* * * * *

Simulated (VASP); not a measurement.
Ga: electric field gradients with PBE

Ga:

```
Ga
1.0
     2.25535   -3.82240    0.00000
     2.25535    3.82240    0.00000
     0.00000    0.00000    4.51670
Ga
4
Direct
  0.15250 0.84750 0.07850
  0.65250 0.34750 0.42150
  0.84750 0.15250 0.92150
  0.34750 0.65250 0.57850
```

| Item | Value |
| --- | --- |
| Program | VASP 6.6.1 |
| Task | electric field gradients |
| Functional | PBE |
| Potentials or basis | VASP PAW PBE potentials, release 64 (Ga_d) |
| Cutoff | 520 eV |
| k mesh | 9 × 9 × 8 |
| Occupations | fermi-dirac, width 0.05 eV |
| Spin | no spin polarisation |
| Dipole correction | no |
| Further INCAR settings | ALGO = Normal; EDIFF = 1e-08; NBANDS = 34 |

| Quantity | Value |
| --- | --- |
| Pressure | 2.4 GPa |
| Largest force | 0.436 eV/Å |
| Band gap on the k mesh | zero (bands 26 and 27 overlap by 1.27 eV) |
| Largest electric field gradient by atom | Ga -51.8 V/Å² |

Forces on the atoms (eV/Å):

* * * * *

**EXERCISE**: Give back the complete material, keeping every word exactly as written.

**WORKED SOLUTION**:
Simulated (VASP); not a measurement.
Ga: electric field gradients with PBE

Ga:

```
Ga
1.0
     2.25535   -3.82240    0.00000
     2.25535    3.82240    0.00000
     0.00000    0.00000    4.51670
Ga
4
Direct
  0.15250 0.84750 0.07850
  0.65250 0.34750 0.42150
  0.84750 0.15250 0.92150
  0.34750 0.65250 0.57850
```

| Item | Value |
| --- | --- |
| Program | VASP 6.6.1 |
| Task | electric field gradients |
| Functional | PBE |
| Potentials or basis | VASP PAW PBE potentials, release 64 (Ga_d) |
| Cutoff | 520 eV |
| k mesh | 9 × 9 × 8 |
| Occupations | fermi-dirac, width 0.05 eV |
| Spin | no spin polarisation |
| Dipole correction | no |
| Further INCAR settings | ALGO = Normal; EDIFF = 1e-08; NBANDS = 34 |

| Quantity | Value |
| --- | --- |
| Pressure | 2.4 GPa |
| Largest force | 0.436 eV/Å |
| Band gap on the k mesh | zero (bands 26 and 27 overlap by 1.27 eV) |
| Largest electric field gradient by atom | Ga -51.8 V/Å² |

Forces on the atoms (eV/Å):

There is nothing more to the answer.